Work task: Please provide the entries below again, word for word.

Dataset excerpts:
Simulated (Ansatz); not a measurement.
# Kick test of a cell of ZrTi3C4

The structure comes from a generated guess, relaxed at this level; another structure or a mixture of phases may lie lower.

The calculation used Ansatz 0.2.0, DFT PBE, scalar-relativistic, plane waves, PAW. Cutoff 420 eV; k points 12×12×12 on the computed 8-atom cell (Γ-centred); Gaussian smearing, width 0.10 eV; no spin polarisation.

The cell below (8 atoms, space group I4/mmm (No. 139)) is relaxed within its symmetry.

Your solution:
Simulated (Ansatz); not a measurement.
# Kick test of a cell of ZrTi3C4

The structure comes from a generated guess, relaxed at this level; another structure or a mixture of phases may lie lower.

The calculation used Ansatz 0.2.0, DFT PBE, scalar-relativistic, plane waves, PAW. Cutoff 420 eV; k points 12×12×12 on the computed 8-atom cell (Γ-centred); Gaussian smearing, width 0.10 eV; no spin polarisation.

The cell below (8 atoms, space group I4/mmm (No. 139)) is relaxed within its symmetry.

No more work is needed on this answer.